[Opening INFORMATION GIVEN section]
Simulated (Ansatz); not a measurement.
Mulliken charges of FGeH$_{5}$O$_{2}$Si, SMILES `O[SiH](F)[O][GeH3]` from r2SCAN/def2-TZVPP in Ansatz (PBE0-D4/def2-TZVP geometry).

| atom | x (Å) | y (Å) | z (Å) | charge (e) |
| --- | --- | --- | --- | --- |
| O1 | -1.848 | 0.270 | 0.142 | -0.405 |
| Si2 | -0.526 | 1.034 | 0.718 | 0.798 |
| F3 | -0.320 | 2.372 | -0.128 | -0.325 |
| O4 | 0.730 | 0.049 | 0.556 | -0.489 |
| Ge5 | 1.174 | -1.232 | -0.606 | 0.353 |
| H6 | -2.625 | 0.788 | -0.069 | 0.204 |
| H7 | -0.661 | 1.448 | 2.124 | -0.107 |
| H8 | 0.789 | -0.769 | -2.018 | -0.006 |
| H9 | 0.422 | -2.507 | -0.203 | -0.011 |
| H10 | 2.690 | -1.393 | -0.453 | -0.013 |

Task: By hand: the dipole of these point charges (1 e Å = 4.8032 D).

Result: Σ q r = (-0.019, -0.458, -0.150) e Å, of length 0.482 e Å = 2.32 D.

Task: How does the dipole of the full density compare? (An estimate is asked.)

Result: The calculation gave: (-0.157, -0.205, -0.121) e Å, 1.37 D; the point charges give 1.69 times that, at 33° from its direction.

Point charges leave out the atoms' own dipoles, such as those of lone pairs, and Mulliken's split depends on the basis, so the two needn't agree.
[Closing INFORMATION GIVEN section]

*WORK TASK*: Quote exactly the first line of the data and every line after it through the one holding "0.556 | -0.489 |".

*ANSWER AREA*:
Simulated (Ansatz); not a measurement.
Mulliken charges of FGeH$_{5}$O$_{2}$Si, SMILES `O[SiH](F)[O][GeH3]` from r2SCAN/def2-TZVPP in Ansatz (PBE0-D4/def2-TZVP geometry).

| atom | x (Å) | y (Å) | z (Å) | charge (e) |
| --- | --- | --- | --- | --- |
| O1 | -1.848 | 0.270 | 0.142 | -0.405 |
| Si2 | -0.526 | 1.034 | 0.718 | 0.798 |
| F3 | -0.320 | 2.372 | -0.128 | -0.325 |
| O4 | 0.730 | 0.049 | 0.556 | -0.489 |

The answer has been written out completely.